§ Assigned task
Up to and including the line that contains "Caveats: some runs use coarse meshes.", repeat each line of the data exactly, starting from the first.

§ Records shown
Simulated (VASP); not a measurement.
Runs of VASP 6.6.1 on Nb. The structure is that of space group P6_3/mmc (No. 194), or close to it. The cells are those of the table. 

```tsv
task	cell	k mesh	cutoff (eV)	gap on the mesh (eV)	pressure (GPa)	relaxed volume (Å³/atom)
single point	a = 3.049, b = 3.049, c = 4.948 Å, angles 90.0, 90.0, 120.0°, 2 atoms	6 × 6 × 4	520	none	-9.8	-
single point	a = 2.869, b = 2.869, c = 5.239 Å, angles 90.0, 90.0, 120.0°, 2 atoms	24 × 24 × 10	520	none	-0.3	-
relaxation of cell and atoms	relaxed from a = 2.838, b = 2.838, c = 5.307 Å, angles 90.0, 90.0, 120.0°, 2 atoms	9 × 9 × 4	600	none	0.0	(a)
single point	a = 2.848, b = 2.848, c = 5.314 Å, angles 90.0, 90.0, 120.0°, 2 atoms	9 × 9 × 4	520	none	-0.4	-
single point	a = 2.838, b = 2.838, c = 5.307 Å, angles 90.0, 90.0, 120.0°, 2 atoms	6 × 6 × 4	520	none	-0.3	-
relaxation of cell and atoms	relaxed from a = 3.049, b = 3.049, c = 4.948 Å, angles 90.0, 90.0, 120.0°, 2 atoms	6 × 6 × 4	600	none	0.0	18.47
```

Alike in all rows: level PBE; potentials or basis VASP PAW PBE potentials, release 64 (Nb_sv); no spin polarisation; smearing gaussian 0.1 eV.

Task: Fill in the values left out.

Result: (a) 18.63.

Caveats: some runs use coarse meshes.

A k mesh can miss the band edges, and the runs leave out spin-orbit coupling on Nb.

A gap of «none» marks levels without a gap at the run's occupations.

§ Response
Simulated (VASP); not a measurement.
Runs of VASP 6.6.1 on Nb. The structure is that of space group P6_3/mmc (No. 194), or close to it. The cells are those of the table. 

```tsv
task	cell	k mesh	cutoff (eV)	gap on the mesh (eV)	pressure (GPa)	relaxed volume (Å³/atom)
single point	a = 3.049, b = 3.049, c = 4.948 Å, angles 90.0, 90.0, 120.0°, 2 atoms	6 × 6 × 4	520	none	-9.8	-
single point	a = 2.869, b = 2.869, c = 5.239 Å, angles 90.0, 90.0, 120.0°, 2 atoms	24 × 24 × 10	520	none	-0.3	-
relaxation of cell and atoms	relaxed from a = 2.838, b = 2.838, c = 5.307 Å, angles 90.0, 90.0, 120.0°, 2 atoms	9 × 9 × 4	600	none	0.0	(a)
single point	a = 2.848, b = 2.848, c = 5.314 Å, angles 90.0, 90.0, 120.0°, 2 atoms	9 × 9 × 4	520	none	-0.4	-
single point	a = 2.838, b = 2.838, c = 5.307 Å, angles 90.0, 90.0, 120.0°, 2 atoms	6 × 6 × 4	520	none	-0.3	-
relaxation of cell and atoms	relaxed from a = 3.049, b = 3.049, c = 4.948 Å, angles 90.0, 90.0, 120.0°, 2 atoms	6 × 6 × 4	600	none	0.0	18.47
```

Alike in all rows: level PBE; potentials or basis VASP PAW PBE potentials, release 64 (Nb_sv); no spin polarisation; smearing gaussian 0.1 eV.

Task: Fill in the values left out.

Result: (a) 18.63.

Caveats: some runs use coarse meshes.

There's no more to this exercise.